* _ACTION ITEM_:
Each of the entries should be output exactly, with nothing left out.

Top of DATA

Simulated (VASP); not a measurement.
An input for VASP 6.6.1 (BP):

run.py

Bottom of DATA

* _WORKED SOLUTION_:
Simulated (VASP); not a measurement.
An input for VASP 6.6.1 (BP):

run.py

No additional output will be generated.